Data records:
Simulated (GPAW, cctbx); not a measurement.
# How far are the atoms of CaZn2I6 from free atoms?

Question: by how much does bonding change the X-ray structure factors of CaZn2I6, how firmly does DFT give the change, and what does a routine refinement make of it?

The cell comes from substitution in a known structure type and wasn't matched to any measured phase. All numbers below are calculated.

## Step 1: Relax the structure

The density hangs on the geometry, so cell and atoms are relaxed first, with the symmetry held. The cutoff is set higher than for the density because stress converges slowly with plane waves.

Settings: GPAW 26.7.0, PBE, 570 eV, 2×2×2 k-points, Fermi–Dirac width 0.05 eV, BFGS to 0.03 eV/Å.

Work request: Every line from the start of the listing through the line with "Question: by how" should be reproduced exactly, and no other line.

Written reply:
Simulated (GPAW, cctbx); not a measurement.
# How far are the atoms of CaZn2I6 from free atoms?

Question: by how much does bonding change the X-ray structure factors of CaZn2I6, how firmly does DFT give the change, and what does a routine refinement make of it?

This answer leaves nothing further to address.